[Extracted data]

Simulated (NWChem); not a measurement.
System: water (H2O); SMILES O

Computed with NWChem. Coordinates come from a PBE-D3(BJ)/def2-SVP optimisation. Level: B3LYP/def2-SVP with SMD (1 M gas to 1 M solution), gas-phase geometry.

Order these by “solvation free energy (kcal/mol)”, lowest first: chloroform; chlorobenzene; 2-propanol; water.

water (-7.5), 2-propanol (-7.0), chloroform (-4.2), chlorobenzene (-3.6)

[/Extracted data]

Extract the complete listing above, reproducing each line exactly.

Simulated (NWChem); not a measurement.
System: water (H2O); SMILES O

Computed with NWChem. Coordinates come from a PBE-D3(BJ)/def2-SVP optimisation. Level: B3LYP/def2-SVP with SMD (1 M gas to 1 M solution), gas-phase geometry.

Order these by “solvation free energy (kcal/mol)”, lowest first: chloroform; chlorobenzene; 2-propanol; water.

water (-7.5), 2-propanol (-7.0), chloroform (-4.2), chlorobenzene (-3.6)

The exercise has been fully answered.